## [Exercise]
Return all the lines below, exactly as they read.

↓
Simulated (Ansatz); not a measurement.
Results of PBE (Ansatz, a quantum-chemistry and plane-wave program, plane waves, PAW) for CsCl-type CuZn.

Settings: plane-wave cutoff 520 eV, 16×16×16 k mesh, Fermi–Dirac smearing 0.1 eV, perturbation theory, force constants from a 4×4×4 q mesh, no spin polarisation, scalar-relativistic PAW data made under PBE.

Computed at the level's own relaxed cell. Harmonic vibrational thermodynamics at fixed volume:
↑

## [Answer section]
Simulated (Ansatz); not a measurement.
Results of PBE (Ansatz, a quantum-chemistry and plane-wave program, plane waves, PAW) for CsCl-type CuZn.

Settings: plane-wave cutoff 520 eV, 16×16×16 k mesh, Fermi–Dirac smearing 0.1 eV, perturbation theory, force constants from a 4×4×4 q mesh, no spin polarisation, scalar-relativistic PAW data made under PBE.

Computed at the level's own relaxed cell. Harmonic vibrational thermodynamics at fixed volume:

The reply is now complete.